▸ RECORDED INFORMATION:
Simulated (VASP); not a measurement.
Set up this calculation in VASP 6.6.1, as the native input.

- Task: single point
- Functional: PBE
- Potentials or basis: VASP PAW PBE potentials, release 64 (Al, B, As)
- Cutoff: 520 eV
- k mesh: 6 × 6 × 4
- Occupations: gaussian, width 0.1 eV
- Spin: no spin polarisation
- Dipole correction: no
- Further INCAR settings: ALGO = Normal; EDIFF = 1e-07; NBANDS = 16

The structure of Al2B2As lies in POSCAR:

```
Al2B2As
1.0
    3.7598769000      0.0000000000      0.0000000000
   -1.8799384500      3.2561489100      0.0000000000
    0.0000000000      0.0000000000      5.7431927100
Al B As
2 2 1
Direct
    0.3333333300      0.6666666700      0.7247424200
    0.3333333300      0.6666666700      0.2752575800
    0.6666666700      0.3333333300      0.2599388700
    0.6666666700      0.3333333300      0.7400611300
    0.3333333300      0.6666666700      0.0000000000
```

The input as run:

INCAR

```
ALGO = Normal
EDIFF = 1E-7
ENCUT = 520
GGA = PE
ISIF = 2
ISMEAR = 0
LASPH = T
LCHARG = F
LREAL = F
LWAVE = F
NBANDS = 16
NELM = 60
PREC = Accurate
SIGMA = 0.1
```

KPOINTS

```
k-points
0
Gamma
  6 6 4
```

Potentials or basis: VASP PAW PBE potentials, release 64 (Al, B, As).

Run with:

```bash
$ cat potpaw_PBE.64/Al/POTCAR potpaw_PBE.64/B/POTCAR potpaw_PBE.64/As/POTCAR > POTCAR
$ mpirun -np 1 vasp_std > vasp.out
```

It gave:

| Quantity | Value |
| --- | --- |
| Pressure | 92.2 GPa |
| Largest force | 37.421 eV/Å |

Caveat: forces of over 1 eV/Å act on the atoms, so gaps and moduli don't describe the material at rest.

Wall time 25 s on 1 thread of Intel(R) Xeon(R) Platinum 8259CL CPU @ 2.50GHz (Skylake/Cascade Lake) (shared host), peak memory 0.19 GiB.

▸ ACTION ITEM: Starting with the first line of the records, repeat every line up to and including the one containing "Caveat: forces of", and nothing else.

▸ PROBLEM SOLUTION:
Simulated (VASP); not a measurement.
Set up this calculation in VASP 6.6.1, as the native input.

- Task: single point
- Functional: PBE
- Potentials or basis: VASP PAW PBE potentials, release 64 (Al, B, As)
- Cutoff: 520 eV
- k mesh: 6 × 6 × 4
- Occupations: gaussian, width 0.1 eV
- Spin: no spin polarisation
- Dipole correction: no
- Further INCAR settings: ALGO = Normal; EDIFF = 1e-07; NBANDS = 16

The structure of Al2B2As lies in POSCAR:

```
Al2B2As
1.0
    3.7598769000      0.0000000000      0.0000000000
   -1.8799384500      3.2561489100      0.0000000000
    0.0000000000      0.0000000000      5.7431927100
Al B As
2 2 1
Direct
    0.3333333300      0.6666666700      0.7247424200
    0.3333333300      0.6666666700      0.2752575800
    0.6666666700      0.3333333300      0.2599388700
    0.6666666700      0.3333333300      0.7400611300
    0.3333333300      0.6666666700      0.0000000000
```

The input as run:

INCAR

```
ALGO = Normal
EDIFF = 1E-7
ENCUT = 520
GGA = PE
ISIF = 2
ISMEAR = 0
LASPH = T
LCHARG = F
LREAL = F
LWAVE = F
NBANDS = 16
NELM = 60
PREC = Accurate
SIGMA = 0.1
```

KPOINTS

```
k-points
0
Gamma
  6 6 4
```

Potentials or basis: VASP PAW PBE potentials, release 64 (Al, B, As).

Run with:

```bash
$ cat potpaw_PBE.64/Al/POTCAR potpaw_PBE.64/B/POTCAR potpaw_PBE.64/As/POTCAR > POTCAR
$ mpirun -np 1 vasp_std > vasp.out
```

It gave:

| Quantity | Value |
| --- | --- |
| Pressure | 92.2 GPa |
| Largest force | 37.421 eV/Å |

Caveat: forces of over 1 eV/Å act on the atoms, so gaps and moduli don't describe the material at rest.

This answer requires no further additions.